BEGIN

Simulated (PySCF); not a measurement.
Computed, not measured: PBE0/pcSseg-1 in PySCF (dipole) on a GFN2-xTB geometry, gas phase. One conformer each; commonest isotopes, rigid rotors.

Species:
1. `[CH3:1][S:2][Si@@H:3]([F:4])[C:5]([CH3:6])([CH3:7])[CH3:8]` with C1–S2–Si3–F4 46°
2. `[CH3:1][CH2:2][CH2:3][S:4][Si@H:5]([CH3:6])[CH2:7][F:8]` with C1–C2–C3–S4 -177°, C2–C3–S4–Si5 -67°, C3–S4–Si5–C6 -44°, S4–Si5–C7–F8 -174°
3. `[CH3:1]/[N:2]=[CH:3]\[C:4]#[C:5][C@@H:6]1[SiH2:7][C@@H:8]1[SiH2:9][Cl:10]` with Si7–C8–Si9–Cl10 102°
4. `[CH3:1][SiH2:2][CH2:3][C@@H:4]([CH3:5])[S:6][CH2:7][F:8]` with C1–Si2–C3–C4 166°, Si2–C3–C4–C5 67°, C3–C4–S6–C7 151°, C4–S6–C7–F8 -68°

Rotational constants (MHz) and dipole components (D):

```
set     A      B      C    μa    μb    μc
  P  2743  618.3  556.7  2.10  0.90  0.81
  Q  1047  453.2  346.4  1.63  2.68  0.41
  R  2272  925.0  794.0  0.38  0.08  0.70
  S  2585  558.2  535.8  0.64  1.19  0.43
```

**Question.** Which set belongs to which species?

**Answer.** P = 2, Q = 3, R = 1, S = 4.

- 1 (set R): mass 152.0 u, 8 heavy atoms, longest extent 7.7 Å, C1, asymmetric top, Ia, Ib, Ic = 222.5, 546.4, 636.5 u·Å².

END

• _Work instruction_
With the line holding "-44°, S4–Si5–C7–F8 -174°" as the first and the line holding "3, R = 1, S = 4." as the last, please transcribe exactly the lines of the material above in that range and nothing else.

• _Response_
2. `[CH3:1][CH2:2][CH2:3][S:4][Si@H:5]([CH3:6])[CH2:7][F:8]` with C1–C2–C3–S4 -177°, C2–C3–S4–Si5 -67°, C3–S4–Si5–C6 -44°, S4–Si5–C7–F8 -174°
3. `[CH3:1]/[N:2]=[CH:3]\[C:4]#[C:5][C@@H:6]1[SiH2:7][C@@H:8]1[SiH2:9][Cl:10]` with Si7–C8–Si9–Cl10 102°
4. `[CH3:1][SiH2:2][CH2:3][C@@H:4]([CH3:5])[S:6][CH2:7][F:8]` with C1–Si2–C3–C4 166°, Si2–C3–C4–C5 67°, C3–C4–S6–C7 151°, C4–S6–C7–F8 -68°

Rotational constants (MHz) and dipole components (D):

```
set     A      B      C    μa    μb    μc
  P  2743  618.3  556.7  2.10  0.90  0.81
  Q  1047  453.2  346.4  1.63  2.68  0.41
  R  2272  925.0  794.0  0.38  0.08  0.70
  S  2585  558.2  535.8  0.64  1.19  0.43
```

**Question.** Which set belongs to which species?

**Answer.** P = 2, Q = 3, R = 1, S = 4.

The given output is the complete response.